_DATA UNDER STUDY_
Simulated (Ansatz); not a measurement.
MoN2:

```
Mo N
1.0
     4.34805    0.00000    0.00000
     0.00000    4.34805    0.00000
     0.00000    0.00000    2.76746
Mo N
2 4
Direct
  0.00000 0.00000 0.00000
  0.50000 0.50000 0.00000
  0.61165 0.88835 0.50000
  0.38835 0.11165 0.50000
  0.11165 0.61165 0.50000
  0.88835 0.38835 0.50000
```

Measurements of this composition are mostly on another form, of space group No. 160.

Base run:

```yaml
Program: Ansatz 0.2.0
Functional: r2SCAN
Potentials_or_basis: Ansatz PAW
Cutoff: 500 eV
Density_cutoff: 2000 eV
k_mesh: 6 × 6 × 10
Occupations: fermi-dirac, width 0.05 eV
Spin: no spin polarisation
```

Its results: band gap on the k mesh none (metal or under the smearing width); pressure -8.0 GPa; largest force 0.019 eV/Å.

_WORK ITEM_
The whole listing is to be transcribed exactly.

_ANSWER AREA_
Simulated (Ansatz); not a measurement.
MoN2:

```
Mo N
1.0
     4.34805    0.00000    0.00000
     0.00000    4.34805    0.00000
     0.00000    0.00000    2.76746
Mo N
2 4
Direct
  0.00000 0.00000 0.00000
  0.50000 0.50000 0.00000
  0.61165 0.88835 0.50000
  0.38835 0.11165 0.50000
  0.11165 0.61165 0.50000
  0.88835 0.38835 0.50000
```

Measurements of this composition are mostly on another form, of space group No. 160.

Base run:

```yaml
Program: Ansatz 0.2.0
Functional: r2SCAN
Potentials_or_basis: Ansatz PAW
Cutoff: 500 eV
Density_cutoff: 2000 eV
k_mesh: 6 × 6 × 10
Occupations: fermi-dirac, width 0.05 eV
Spin: no spin polarisation
```

Its results: band gap on the k mesh none (metal or under the smearing width); pressure -8.0 GPa; largest force 0.019 eV/Å.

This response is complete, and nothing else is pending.